__Work task__: Restate all the data exactly, so that each line is the same as before.

-.-.-
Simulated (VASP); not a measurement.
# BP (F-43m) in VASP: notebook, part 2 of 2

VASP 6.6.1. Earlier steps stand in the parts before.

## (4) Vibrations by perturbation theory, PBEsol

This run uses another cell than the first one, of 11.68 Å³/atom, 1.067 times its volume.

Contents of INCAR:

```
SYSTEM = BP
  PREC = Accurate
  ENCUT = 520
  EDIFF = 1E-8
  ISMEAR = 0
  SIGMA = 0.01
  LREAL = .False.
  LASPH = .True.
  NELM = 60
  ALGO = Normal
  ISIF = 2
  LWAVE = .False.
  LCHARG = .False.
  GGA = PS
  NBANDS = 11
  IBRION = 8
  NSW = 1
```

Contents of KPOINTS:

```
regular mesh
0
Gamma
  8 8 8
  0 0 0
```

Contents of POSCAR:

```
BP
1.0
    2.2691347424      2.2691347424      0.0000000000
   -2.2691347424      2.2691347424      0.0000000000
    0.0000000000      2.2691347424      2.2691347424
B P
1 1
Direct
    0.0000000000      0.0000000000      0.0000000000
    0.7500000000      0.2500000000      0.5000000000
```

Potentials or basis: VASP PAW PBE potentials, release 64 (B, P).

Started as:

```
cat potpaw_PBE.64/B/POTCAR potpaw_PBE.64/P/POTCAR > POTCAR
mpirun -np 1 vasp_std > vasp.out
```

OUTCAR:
-.-.-

__Your response__:
Simulated (VASP); not a measurement.
# BP (F-43m) in VASP: notebook, part 2 of 2

VASP 6.6.1. Earlier steps stand in the parts before.

## (4) Vibrations by perturbation theory, PBEsol

This run uses another cell than the first one, of 11.68 Å³/atom, 1.067 times its volume.

Contents of INCAR:

```
SYSTEM = BP
  PREC = Accurate
  ENCUT = 520
  EDIFF = 1E-8
  ISMEAR = 0
  SIGMA = 0.01
  LREAL = .False.
  LASPH = .True.
  NELM = 60
  ALGO = Normal
  ISIF = 2
  LWAVE = .False.
  LCHARG = .False.
  GGA = PS
  NBANDS = 11
  IBRION = 8
  NSW = 1
```

Contents of KPOINTS:

```
regular mesh
0
Gamma
  8 8 8
  0 0 0
```

Contents of POSCAR:

```
BP
1.0
    2.2691347424      2.2691347424      0.0000000000
   -2.2691347424      2.2691347424      0.0000000000
    0.0000000000      2.2691347424      2.2691347424
B P
1 1
Direct
    0.0000000000      0.0000000000      0.0000000000
    0.7500000000      0.2500000000      0.5000000000
```

Potentials or basis: VASP PAW PBE potentials, release 64 (B, P).

Started as:

```
cat potpaw_PBE.64/B/POTCAR potpaw_PBE.64/P/POTCAR > POTCAR
mpirun -np 1 vasp_std > vasp.out
```

OUTCAR:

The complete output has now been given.